Please write out the listing again, keeping every character the same.

Data records:

....

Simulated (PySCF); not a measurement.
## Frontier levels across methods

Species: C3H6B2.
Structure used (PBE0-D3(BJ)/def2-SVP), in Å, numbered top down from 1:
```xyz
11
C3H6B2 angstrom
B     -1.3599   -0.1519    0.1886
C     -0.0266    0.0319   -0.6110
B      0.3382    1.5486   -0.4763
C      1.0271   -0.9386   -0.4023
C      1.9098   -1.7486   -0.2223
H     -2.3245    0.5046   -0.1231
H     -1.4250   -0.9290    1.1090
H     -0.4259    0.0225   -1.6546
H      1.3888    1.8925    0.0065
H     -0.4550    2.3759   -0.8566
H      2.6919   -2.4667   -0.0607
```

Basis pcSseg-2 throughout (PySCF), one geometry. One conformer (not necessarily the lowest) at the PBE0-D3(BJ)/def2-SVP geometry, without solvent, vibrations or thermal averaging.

....

Answer box:
Simulated (PySCF); not a measurement.
## Frontier levels across methods

Species: C3H6B2.
Structure used (PBE0-D3(BJ)/def2-SVP), in Å, numbered top down from 1:
```xyz
11
C3H6B2 angstrom
B     -1.3599   -0.1519    0.1886
C     -0.0266    0.0319   -0.6110
B      0.3382    1.5486   -0.4763
C      1.0271   -0.9386   -0.4023
C      1.9098   -1.7486   -0.2223
H     -2.3245    0.5046   -0.1231
H     -1.4250   -0.9290    1.1090
H     -0.4259    0.0225   -1.6546
H      1.3888    1.8925    0.0065
H     -0.4550    2.3759   -0.8566
H      2.6919   -2.4667   -0.0607
```

Basis pcSseg-2 throughout (PySCF), one geometry. One conformer (not necessarily the lowest) at the PBE0-D3(BJ)/def2-SVP geometry, without solvent, vibrations or thermal averaging.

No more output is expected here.